Action item
Only the first line of the listing and the lines after it, up to and including the one containing "Problem. Estimate time, memory", should be retyped exactly.

Extracted information
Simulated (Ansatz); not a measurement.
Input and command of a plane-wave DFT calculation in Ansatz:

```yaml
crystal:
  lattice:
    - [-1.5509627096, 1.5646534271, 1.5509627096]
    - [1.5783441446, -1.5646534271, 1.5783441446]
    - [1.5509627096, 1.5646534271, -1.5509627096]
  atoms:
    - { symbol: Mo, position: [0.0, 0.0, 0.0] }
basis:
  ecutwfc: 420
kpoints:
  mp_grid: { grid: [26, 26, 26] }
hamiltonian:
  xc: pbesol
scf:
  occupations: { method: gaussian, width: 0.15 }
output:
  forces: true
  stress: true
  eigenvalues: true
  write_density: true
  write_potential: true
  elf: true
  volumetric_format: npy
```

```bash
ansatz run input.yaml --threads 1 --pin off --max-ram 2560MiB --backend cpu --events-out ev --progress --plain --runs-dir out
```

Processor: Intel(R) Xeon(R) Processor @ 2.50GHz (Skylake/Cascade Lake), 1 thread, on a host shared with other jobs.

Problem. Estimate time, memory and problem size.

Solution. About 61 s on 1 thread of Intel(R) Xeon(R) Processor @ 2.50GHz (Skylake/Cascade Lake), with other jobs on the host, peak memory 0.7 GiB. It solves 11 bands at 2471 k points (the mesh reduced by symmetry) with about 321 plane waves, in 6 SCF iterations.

Problem solution
Simulated (Ansatz); not a measurement.
Input and command of a plane-wave DFT calculation in Ansatz:

```yaml
crystal:
  lattice:
    - [-1.5509627096, 1.5646534271, 1.5509627096]
    - [1.5783441446, -1.5646534271, 1.5783441446]
    - [1.5509627096, 1.5646534271, -1.5509627096]
  atoms:
    - { symbol: Mo, position: [0.0, 0.0, 0.0] }
basis:
  ecutwfc: 420
kpoints:
  mp_grid: { grid: [26, 26, 26] }
hamiltonian:
  xc: pbesol
scf:
  occupations: { method: gaussian, width: 0.15 }
output:
  forces: true
  stress: true
  eigenvalues: true
  write_density: true
  write_potential: true
  elf: true
  volumetric_format: npy
```

```bash
ansatz run input.yaml --threads 1 --pin off --max-ram 2560MiB --backend cpu --events-out ev --progress --plain --runs-dir out
```

Processor: Intel(R) Xeon(R) Processor @ 2.50GHz (Skylake/Cascade Lake), 1 thread, on a host shared with other jobs.

Problem. Estimate time, memory and problem size.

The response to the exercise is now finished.